========

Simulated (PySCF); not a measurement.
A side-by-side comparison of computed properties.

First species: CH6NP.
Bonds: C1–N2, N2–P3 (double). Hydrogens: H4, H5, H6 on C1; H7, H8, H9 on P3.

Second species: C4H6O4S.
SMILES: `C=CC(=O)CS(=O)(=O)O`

========

▸ **REQUIRED ACTION**
For every line in the material, write out an exact copy.

▸ **ANSWER BOX**
Simulated (PySCF); not a measurement.
A side-by-side comparison of computed properties.

First species: CH6NP.
Bonds: C1–N2, N2–P3 (double). Hydrogens: H4, H5, H6 on C1; H7, H8, H9 on P3.

Second species: C4H6O4S.
SMILES: `C=CC(=O)CS(=O)(=O)O`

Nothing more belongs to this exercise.